> **REQUIREMENT**:
Go to the line containing "Potentials or basis: VASP" in the records below and print it and every following line exactly, on through the line containing "1.66 | +0.045 |", then stop.

======== RECORDED INFORMATION
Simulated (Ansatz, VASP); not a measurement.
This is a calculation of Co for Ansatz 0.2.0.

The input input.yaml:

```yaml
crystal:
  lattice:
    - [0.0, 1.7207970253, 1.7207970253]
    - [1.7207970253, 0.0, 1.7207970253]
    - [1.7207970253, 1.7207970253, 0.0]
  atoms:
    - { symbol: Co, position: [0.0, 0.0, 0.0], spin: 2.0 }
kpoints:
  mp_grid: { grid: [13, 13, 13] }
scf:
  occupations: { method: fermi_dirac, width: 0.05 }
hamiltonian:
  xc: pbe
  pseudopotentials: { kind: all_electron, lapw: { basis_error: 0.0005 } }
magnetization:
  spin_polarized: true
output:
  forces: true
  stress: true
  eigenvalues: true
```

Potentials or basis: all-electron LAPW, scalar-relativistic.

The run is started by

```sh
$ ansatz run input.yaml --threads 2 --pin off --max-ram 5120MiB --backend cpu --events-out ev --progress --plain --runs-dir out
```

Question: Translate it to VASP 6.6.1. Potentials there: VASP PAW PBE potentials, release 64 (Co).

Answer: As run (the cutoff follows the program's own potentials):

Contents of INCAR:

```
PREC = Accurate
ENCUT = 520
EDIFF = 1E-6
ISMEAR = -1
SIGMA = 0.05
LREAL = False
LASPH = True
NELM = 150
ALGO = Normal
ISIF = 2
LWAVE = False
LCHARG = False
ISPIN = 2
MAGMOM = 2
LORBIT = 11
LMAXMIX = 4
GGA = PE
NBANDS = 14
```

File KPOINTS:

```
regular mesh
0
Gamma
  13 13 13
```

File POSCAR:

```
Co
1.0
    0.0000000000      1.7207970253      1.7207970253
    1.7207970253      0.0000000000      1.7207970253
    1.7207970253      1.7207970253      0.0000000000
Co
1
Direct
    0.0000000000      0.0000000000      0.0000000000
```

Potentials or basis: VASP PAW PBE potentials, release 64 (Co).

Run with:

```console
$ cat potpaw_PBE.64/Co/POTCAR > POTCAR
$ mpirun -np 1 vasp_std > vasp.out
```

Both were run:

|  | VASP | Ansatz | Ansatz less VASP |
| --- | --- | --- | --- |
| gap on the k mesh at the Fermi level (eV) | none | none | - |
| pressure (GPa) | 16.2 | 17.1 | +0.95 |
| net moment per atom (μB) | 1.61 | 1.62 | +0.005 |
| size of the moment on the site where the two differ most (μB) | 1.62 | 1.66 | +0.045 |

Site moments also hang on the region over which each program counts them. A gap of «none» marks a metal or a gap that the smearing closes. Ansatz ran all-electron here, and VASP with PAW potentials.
================

> **WRITTEN RESPONSE**:
Potentials or basis: VASP PAW PBE potentials, release 64 (Co).

Run with:

```console
$ cat potpaw_PBE.64/Co/POTCAR > POTCAR
$ mpirun -np 1 vasp_std > vasp.out
```

Both were run:

|  | VASP | Ansatz | Ansatz less VASP |
| --- | --- | --- | --- |
| gap on the k mesh at the Fermi level (eV) | none | none | - |
| pressure (GPa) | 16.2 | 17.1 | +0.95 |
| net moment per atom (μB) | 1.61 | 1.62 | +0.005 |
| size of the moment on the site where the two differ most (μB) | 1.62 | 1.66 | +0.045 |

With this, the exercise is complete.